## REQUIRED ACTION
The listing is to be duplicated in full, exactly as written.

## INFORMATION SHOWN
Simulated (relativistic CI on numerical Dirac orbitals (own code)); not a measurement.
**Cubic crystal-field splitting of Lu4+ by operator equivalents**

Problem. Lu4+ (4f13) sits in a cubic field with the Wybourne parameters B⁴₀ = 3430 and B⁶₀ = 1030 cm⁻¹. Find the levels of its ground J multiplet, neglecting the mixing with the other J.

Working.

## WRITTEN RESPONSE
Simulated (relativistic CI on numerical Dirac orbitals (own code)); not a measurement.
**Cubic crystal-field splitting of Lu4+ by operator equivalents**

Problem. Lu4+ (4f13) sits in a cubic field with the Wybourne parameters B⁴₀ = 3430 and B⁶₀ = 1030 cm⁻¹. Find the levels of its ground J multiplet, neglecting the mixing with the other J.

Working.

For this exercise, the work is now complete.